++++ Information shown ++++

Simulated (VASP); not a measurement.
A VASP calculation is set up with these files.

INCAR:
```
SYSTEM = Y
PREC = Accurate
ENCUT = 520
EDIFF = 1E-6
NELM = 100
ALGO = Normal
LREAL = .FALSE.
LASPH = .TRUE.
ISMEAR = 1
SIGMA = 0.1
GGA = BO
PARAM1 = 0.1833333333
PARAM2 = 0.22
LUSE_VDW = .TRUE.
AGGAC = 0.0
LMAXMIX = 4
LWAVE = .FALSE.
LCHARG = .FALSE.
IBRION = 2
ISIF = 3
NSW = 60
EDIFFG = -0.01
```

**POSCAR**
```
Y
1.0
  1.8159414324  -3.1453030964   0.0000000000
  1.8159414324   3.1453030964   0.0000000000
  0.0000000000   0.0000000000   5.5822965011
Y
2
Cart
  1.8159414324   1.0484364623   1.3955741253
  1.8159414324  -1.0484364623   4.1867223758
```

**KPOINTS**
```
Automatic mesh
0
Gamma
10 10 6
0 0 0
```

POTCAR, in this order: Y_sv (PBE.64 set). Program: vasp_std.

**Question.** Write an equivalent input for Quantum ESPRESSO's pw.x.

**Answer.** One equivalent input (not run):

++++

• Requirement
From the first line to the last, return the records unchanged.

• Your response
Simulated (VASP); not a measurement.
A VASP calculation is set up with these files.

INCAR:
```
SYSTEM = Y
PREC = Accurate
ENCUT = 520
EDIFF = 1E-6
NELM = 100
ALGO = Normal
LREAL = .FALSE.
LASPH = .TRUE.
ISMEAR = 1
SIGMA = 0.1
GGA = BO
PARAM1 = 0.1833333333
PARAM2 = 0.22
LUSE_VDW = .TRUE.
AGGAC = 0.0
LMAXMIX = 4
LWAVE = .FALSE.
LCHARG = .FALSE.
IBRION = 2
ISIF = 3
NSW = 60
EDIFFG = -0.01
```

**POSCAR**
```
Y
1.0
  1.8159414324  -3.1453030964   0.0000000000
  1.8159414324   3.1453030964   0.0000000000
  0.0000000000   0.0000000000   5.5822965011
Y
2
Cart
  1.8159414324   1.0484364623   1.3955741253
  1.8159414324  -1.0484364623   4.1867223758
```

**KPOINTS**
```
Automatic mesh
0
Gamma
10 10 6
0 0 0
```

POTCAR, in this order: Y_sv (PBE.64 set). Program: vasp_std.

**Question.** Write an equivalent input for Quantum ESPRESSO's pw.x.

**Answer.** One equivalent input (not run):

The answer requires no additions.